**INFORMATION**
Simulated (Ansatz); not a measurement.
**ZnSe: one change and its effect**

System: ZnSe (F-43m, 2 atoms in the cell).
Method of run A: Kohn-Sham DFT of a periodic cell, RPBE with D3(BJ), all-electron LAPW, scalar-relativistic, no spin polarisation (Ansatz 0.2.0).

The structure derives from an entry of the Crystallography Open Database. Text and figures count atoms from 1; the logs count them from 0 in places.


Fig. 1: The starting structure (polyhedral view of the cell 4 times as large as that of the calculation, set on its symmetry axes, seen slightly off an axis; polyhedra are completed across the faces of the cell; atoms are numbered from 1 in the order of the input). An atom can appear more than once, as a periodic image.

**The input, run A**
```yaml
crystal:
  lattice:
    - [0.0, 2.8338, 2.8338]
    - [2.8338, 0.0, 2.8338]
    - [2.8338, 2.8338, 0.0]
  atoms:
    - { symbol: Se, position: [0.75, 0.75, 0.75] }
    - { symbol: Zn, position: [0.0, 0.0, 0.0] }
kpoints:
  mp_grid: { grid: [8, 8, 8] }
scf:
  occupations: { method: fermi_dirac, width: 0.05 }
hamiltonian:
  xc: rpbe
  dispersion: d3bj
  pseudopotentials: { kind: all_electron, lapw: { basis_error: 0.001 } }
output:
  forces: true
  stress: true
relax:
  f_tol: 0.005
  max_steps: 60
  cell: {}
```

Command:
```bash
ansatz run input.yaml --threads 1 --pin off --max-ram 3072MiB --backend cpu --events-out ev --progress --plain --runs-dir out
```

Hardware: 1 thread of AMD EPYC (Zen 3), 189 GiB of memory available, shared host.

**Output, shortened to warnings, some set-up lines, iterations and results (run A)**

**ASSIGNMENT**
Only one stretch of the entries above is wanted: the lines from the one containing "System: ZnSe (F-43m, 2 atoms in the cell)." through the one containing "The structure derives". Please reproduce it exactly.

**ANSWER SECTION**
System: ZnSe (F-43m, 2 atoms in the cell).
Method of run A: Kohn-Sham DFT of a periodic cell, RPBE with D3(BJ), all-electron LAPW, scalar-relativistic, no spin polarisation (Ansatz 0.2.0).

The structure derives from an entry of the Crystallography Open Database. Text and figures count atoms from 1; the logs count them from 0 in places.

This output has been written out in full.